* ASSIGNED TASK: Return the material exactly. Every line must stay as it is.

++++++
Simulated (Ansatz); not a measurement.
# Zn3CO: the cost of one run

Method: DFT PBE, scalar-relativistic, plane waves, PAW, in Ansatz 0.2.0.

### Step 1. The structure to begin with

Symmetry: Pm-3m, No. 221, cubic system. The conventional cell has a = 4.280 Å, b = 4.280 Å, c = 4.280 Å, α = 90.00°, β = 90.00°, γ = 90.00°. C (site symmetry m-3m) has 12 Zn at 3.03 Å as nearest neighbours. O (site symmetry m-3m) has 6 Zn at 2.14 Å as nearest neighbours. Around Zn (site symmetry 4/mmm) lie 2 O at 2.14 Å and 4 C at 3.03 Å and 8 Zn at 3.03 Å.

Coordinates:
++++++

* TASK ANSWER:
Simulated (Ansatz); not a measurement.
# Zn3CO: the cost of one run

Method: DFT PBE, scalar-relativistic, plane waves, PAW, in Ansatz 0.2.0.

### Step 1. The structure to begin with

Symmetry: Pm-3m, No. 221, cubic system. The conventional cell has a = 4.280 Å, b = 4.280 Å, c = 4.280 Å, α = 90.00°, β = 90.00°, γ = 90.00°. C (site symmetry m-3m) has 12 Zn at 3.03 Å as nearest neighbours. O (site symmetry m-3m) has 6 Zn at 2.14 Å as nearest neighbours. Around Zn (site symmetry 4/mmm) lie 2 O at 2.14 Å and 4 C at 3.03 Å and 8 Zn at 3.03 Å.

Coordinates:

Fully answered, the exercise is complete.